§ **Assignment**
Print the first line of the records below and every line after it, up to and including the line with "electrons of W.". Print nothing else.

=== Section Start ===

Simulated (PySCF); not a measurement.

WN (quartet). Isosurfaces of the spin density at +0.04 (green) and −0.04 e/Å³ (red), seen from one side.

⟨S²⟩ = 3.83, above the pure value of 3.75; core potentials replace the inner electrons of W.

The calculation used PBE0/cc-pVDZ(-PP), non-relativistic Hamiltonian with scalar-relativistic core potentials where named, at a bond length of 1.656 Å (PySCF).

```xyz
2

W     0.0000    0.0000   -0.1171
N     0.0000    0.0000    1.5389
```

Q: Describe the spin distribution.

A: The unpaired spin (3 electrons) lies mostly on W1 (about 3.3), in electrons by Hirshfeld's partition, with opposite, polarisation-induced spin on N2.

=== Section End ===

§ **Answer section**
Simulated (PySCF); not a measurement.

WN (quartet). Isosurfaces of the spin density at +0.04 (green) and −0.04 e/Å³ (red), seen from one side.

⟨S²⟩ = 3.83, above the pure value of 3.75; core potentials replace the inner electrons of W.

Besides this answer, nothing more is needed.